* [Work instruction]:
After finding the line containing "run to run**" below, please output that line and each following one through the line containing "One atom of each set is listed.", exactly as written.

START Source data

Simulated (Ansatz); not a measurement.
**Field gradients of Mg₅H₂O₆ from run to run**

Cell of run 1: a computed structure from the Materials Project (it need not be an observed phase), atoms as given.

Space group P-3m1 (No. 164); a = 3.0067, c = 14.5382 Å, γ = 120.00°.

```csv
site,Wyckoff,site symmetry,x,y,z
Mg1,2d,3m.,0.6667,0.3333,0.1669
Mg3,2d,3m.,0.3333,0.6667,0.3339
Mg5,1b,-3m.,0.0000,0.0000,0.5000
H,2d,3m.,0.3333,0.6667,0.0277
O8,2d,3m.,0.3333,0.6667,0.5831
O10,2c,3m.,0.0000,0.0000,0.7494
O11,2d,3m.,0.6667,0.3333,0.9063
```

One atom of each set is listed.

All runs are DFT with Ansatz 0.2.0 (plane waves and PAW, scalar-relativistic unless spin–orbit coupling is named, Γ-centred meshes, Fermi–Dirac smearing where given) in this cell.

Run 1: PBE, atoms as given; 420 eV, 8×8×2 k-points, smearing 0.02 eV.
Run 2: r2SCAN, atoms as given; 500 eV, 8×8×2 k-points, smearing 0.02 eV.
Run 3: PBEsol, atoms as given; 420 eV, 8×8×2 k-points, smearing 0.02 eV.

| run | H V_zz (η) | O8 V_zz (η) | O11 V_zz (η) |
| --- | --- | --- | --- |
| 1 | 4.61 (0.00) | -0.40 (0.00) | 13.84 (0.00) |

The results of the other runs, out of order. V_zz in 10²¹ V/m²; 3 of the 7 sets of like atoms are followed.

END Source data

* [Exercise solution]:
**Field gradients of Mg₅H₂O₆ from run to run**

Cell of run 1: a computed structure from the Materials Project (it need not be an observed phase), atoms as given.

Space group P-3m1 (No. 164); a = 3.0067, c = 14.5382 Å, γ = 120.00°.

```csv
site,Wyckoff,site symmetry,x,y,z
Mg1,2d,3m.,0.6667,0.3333,0.1669
Mg3,2d,3m.,0.3333,0.6667,0.3339
Mg5,1b,-3m.,0.0000,0.0000,0.5000
H,2d,3m.,0.3333,0.6667,0.0277
O8,2d,3m.,0.3333,0.6667,0.5831
O10,2c,3m.,0.0000,0.0000,0.7494
O11,2d,3m.,0.6667,0.3333,0.9063
```

One atom of each set is listed.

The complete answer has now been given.